START MATERIAL SUPPLIED
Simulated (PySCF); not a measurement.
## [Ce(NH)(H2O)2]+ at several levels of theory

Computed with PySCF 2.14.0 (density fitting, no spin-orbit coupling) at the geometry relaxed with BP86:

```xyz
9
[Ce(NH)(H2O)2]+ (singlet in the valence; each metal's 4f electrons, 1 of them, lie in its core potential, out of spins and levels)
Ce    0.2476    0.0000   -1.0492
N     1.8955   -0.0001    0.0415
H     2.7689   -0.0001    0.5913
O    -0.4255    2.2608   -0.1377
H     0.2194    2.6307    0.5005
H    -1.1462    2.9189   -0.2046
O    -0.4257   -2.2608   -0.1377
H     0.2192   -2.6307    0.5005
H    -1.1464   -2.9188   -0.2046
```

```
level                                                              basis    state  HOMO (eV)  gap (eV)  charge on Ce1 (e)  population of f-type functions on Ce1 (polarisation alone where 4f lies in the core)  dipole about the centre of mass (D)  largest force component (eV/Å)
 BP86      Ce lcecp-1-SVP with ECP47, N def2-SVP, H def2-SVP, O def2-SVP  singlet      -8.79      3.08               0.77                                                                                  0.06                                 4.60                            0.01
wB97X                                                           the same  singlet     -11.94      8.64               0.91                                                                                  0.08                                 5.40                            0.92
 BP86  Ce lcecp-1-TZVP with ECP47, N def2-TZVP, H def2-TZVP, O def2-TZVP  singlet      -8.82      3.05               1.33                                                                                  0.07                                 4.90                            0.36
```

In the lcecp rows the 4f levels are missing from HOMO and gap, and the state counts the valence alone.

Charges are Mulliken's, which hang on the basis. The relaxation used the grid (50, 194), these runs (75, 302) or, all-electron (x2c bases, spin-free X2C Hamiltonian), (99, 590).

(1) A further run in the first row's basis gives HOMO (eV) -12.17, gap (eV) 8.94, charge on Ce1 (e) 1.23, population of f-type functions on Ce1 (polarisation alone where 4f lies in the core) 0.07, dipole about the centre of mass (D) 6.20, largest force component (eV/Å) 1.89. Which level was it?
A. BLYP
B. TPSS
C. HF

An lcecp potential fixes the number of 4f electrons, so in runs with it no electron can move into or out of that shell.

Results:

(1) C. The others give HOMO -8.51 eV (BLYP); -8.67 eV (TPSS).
END MATERIAL SUPPLIED

REQUIREMENT:
What you return must be the lines above that run from the line with "In the lcecp" to the line with "Charges are Mulliken's, which", inclusive, each copied exactly.

ANSWER SPACE:
In the lcecp rows the 4f levels are missing from HOMO and gap, and the state counts the valence alone.

Charges are Mulliken's, which hang on the basis. The relaxation used the grid (50, 194), these runs (75, 302) or, all-electron (x2c bases, spin-free X2C Hamiltonian), (99, 590).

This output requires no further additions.